BEGIN Records supplied

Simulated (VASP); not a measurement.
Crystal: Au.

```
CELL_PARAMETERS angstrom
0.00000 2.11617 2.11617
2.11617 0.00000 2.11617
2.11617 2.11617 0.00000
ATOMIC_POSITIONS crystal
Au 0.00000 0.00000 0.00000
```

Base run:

END Records supplied

For this exercise, write out all of the data exactly.

Simulated (VASP); not a measurement.
Crystal: Au.

```
CELL_PARAMETERS angstrom
0.00000 2.11617 2.11617
2.11617 0.00000 2.11617
2.11617 2.11617 0.00000
ATOMIC_POSITIONS crystal
Au 0.00000 0.00000 0.00000
```

Base run:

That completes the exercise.